> **REQUIRED ACTION**:
Retype all the data word for word.

> **RECORD SET**:
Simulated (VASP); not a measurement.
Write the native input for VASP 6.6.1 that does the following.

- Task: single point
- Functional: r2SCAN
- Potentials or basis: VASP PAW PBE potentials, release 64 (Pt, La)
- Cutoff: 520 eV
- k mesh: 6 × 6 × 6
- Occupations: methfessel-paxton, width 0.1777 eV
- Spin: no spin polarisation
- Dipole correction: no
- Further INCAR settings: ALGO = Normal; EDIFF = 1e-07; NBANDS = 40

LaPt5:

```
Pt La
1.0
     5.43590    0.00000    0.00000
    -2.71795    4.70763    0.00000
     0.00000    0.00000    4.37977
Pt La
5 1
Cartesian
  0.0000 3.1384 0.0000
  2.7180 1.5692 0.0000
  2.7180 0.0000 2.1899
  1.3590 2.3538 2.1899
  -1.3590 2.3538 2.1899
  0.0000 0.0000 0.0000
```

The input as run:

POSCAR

> **RESULT**:
Simulated (VASP); not a measurement.
Write the native input for VASP 6.6.1 that does the following.

- Task: single point
- Functional: r2SCAN
- Potentials or basis: VASP PAW PBE potentials, release 64 (Pt, La)
- Cutoff: 520 eV
- k mesh: 6 × 6 × 6
- Occupations: methfessel-paxton, width 0.1777 eV
- Spin: no spin polarisation
- Dipole correction: no
- Further INCAR settings: ALGO = Normal; EDIFF = 1e-07; NBANDS = 40

LaPt5:

```
Pt La
1.0
     5.43590    0.00000    0.00000
    -2.71795    4.70763    0.00000
     0.00000    0.00000    4.37977
Pt La
5 1
Cartesian
  0.0000 3.1384 0.0000
  2.7180 1.5692 0.0000
  2.7180 0.0000 2.1899
  1.3590 2.3538 2.1899
  -1.3590 2.3538 2.1899
  0.0000 0.0000 0.0000
```

The input as run:

POSCAR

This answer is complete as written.